Provided data:
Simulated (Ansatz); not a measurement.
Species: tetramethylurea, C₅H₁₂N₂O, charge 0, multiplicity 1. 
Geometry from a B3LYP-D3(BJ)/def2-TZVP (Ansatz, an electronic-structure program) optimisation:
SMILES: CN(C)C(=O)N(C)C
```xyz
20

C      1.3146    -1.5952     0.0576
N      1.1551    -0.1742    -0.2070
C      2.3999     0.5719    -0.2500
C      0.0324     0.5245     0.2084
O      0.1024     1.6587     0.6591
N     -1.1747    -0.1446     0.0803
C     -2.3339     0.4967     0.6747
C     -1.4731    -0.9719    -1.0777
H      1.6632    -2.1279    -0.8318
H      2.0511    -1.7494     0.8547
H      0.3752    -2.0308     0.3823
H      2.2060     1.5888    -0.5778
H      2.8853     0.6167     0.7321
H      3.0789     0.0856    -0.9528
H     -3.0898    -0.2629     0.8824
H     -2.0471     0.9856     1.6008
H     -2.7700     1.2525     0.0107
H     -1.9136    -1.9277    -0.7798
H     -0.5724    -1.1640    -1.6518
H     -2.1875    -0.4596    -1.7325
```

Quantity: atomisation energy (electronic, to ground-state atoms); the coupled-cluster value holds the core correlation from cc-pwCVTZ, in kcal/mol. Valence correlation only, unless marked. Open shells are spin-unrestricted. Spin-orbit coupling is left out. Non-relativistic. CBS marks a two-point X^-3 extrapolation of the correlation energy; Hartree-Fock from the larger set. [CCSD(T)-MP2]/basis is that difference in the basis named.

Work instruction: Exactly reproduce every line found in the records.

Result:
Simulated (Ansatz); not a measurement.
Species: tetramethylurea, C₅H₁₂N₂O, charge 0, multiplicity 1. 
Geometry from a B3LYP-D3(BJ)/def2-TZVP (Ansatz, an electronic-structure program) optimisation:
SMILES: CN(C)C(=O)N(C)C
```xyz
20

C      1.3146    -1.5952     0.0576
N      1.1551    -0.1742    -0.2070
C      2.3999     0.5719    -0.2500
C      0.0324     0.5245     0.2084
O      0.1024     1.6587     0.6591
N     -1.1747    -0.1446     0.0803
C     -2.3339     0.4967     0.6747
C     -1.4731    -0.9719    -1.0777
H      1.6632    -2.1279    -0.8318
H      2.0511    -1.7494     0.8547
H      0.3752    -2.0308     0.3823
H      2.2060     1.5888    -0.5778
H      2.8853     0.6167     0.7321
H      3.0789     0.0856    -0.9528
H     -3.0898    -0.2629     0.8824
H     -2.0471     0.9856     1.6008
H     -2.7700     1.2525     0.0107
H     -1.9136    -1.9277    -0.7798
H     -0.5724    -1.1640    -1.6518
H     -2.1875    -0.4596    -1.7325
```

Quantity: atomisation energy (electronic, to ground-state atoms); the coupled-cluster value holds the core correlation from cc-pwCVTZ, in kcal/mol. Valence correlation only, unless marked. Open shells are spin-unrestricted. Spin-orbit coupling is left out. Non-relativistic. CBS marks a two-point X^-3 extrapolation of the correlation energy; Hartree-Fock from the larger set. [CCSD(T)-MP2]/basis is that difference in the basis named.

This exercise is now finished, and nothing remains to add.